Each entry, in full: copy it out exactly.

====

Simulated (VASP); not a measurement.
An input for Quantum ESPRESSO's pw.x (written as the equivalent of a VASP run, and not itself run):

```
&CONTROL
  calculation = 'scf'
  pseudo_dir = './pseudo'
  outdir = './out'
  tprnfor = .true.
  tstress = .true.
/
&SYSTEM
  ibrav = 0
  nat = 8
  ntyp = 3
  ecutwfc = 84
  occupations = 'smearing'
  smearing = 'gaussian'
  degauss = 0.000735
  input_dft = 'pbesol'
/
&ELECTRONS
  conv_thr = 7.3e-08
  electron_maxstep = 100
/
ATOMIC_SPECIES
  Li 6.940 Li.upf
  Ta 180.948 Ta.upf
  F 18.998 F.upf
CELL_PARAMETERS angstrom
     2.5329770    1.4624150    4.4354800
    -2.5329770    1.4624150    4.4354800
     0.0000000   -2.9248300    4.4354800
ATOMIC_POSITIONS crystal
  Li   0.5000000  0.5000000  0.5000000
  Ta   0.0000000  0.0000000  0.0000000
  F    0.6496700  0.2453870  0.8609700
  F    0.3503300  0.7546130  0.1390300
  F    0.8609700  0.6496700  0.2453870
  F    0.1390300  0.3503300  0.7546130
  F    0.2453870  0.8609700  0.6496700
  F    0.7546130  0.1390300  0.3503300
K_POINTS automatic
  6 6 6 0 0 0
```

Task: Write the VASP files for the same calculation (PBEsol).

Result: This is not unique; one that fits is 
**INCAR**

====

- **Written answer**:
Simulated (VASP); not a measurement.
An input for Quantum ESPRESSO's pw.x (written as the equivalent of a VASP run, and not itself run):

```
&CONTROL
  calculation = 'scf'
  pseudo_dir = './pseudo'
  outdir = './out'
  tprnfor = .true.
  tstress = .true.
/
&SYSTEM
  ibrav = 0
  nat = 8
  ntyp = 3
  ecutwfc = 84
  occupations = 'smearing'
  smearing = 'gaussian'
  degauss = 0.000735
  input_dft = 'pbesol'
/
&ELECTRONS
  conv_thr = 7.3e-08
  electron_maxstep = 100
/
ATOMIC_SPECIES
  Li 6.940 Li.upf
  Ta 180.948 Ta.upf
  F 18.998 F.upf
CELL_PARAMETERS angstrom
     2.5329770    1.4624150    4.4354800
    -2.5329770    1.4624150    4.4354800
     0.0000000   -2.9248300    4.4354800
ATOMIC_POSITIONS crystal
  Li   0.5000000  0.5000000  0.5000000
  Ta   0.0000000  0.0000000  0.0000000
  F    0.6496700  0.2453870  0.8609700
  F    0.3503300  0.7546130  0.1390300
  F    0.8609700  0.6496700  0.2453870
  F    0.1390300  0.3503300  0.7546130
  F    0.2453870  0.8609700  0.6496700
  F    0.7546130  0.1390300  0.3503300
K_POINTS automatic
  6 6 6 0 0 0
```

Task: Write the VASP files for the same calculation (PBEsol).

Result: This is not unique; one that fits is 
**INCAR**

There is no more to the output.